REQUIRED ACTION:
Below are records; please set down exactly the lines from the first through the one containing "3.23, 3.44 Å.".

INFORMATION:
■ ■ ■ ■ ■ ■ ■
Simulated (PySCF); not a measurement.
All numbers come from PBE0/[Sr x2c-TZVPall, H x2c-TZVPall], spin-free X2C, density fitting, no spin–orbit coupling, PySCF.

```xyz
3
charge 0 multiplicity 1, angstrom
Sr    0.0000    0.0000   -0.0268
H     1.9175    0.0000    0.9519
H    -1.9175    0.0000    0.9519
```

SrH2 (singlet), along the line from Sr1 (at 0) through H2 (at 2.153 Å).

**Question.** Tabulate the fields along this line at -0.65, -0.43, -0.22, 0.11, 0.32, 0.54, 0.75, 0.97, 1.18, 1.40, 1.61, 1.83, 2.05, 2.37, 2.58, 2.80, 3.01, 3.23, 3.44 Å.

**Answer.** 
■ ■ ■ ■ ■ ■ ■

YOUR RESPONSE:
Simulated (PySCF); not a measurement.
All numbers come from PBE0/[Sr x2c-TZVPall, H x2c-TZVPall], spin-free X2C, density fitting, no spin–orbit coupling, PySCF.

```xyz
3
charge 0 multiplicity 1, angstrom
Sr    0.0000    0.0000   -0.0268
H     1.9175    0.0000    0.9519
H    -1.9175    0.0000    0.9519
```

SrH2 (singlet), along the line from Sr1 (at 0) through H2 (at 2.153 Å).

**Question.** Tabulate the fields along this line at -0.65, -0.43, -0.22, 0.11, 0.32, 0.54, 0.75, 0.97, 1.18, 1.40, 1.61, 1.83, 2.05, 2.37, 2.58, 2.80, 3.01, 3.23, 3.44 Å.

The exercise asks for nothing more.